▶ [INPUT DATA]
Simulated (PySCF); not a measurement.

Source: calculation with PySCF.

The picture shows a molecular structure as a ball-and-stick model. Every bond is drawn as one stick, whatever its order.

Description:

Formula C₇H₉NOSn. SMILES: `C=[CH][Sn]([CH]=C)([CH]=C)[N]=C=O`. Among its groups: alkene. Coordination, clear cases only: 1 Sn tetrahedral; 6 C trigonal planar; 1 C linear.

▶ [TASK ITEM]
Please transcribe all of the records, keeping every line exactly as it is.

▶ [WRITTEN SOLUTION]
Simulated (PySCF); not a measurement.

Source: calculation with PySCF.

The picture shows a molecular structure as a ball-and-stick model. Every bond is drawn as one stick, whatever its order.

Description:

Formula C₇H₉NOSn. SMILES: `C=[CH][Sn]([CH]=C)([CH]=C)[N]=C=O`. Among its groups: alkene. Coordination, clear cases only: 1 Sn tetrahedral; 6 C trigonal planar; 1 C linear.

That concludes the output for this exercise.